● Exercise: From the top of the records below down to the line containing "Simulated X-ray powder", reproduce every line exactly.

-------- Dataset content --------

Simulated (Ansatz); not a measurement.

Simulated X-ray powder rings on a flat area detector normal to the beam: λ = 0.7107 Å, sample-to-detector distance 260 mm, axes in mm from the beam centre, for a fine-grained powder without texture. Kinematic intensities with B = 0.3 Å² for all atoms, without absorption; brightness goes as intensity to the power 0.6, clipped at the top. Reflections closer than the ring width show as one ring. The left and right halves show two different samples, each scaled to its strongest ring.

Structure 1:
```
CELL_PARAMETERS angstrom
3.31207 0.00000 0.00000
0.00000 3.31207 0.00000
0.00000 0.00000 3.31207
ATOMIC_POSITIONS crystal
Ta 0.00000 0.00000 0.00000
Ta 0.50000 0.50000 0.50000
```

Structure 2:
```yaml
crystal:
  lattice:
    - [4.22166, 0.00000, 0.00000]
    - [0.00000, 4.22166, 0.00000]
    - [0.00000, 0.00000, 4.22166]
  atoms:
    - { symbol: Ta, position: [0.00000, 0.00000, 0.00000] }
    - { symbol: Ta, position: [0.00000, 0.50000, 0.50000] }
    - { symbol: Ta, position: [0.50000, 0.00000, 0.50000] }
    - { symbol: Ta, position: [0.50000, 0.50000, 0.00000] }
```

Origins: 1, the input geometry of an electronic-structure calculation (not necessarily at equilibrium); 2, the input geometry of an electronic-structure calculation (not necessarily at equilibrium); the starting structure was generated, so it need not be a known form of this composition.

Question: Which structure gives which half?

--------

● Task result:
Simulated (Ansatz); not a measurement.

Simulated X-ray powder rings on a flat area detector normal to the beam: λ = 0.7107 Å, sample-to-detector distance 260 mm, axes in mm from the beam centre, for a fine-grained powder without texture. Kinematic intensities with B = 0.3 Å² for all atoms, without absorption; brightness goes as intensity to the power 0.6, clipped at the top. Reflections closer than the ring width show as one ring. The left and right halves show two different samples, each scaled to its strongest ring.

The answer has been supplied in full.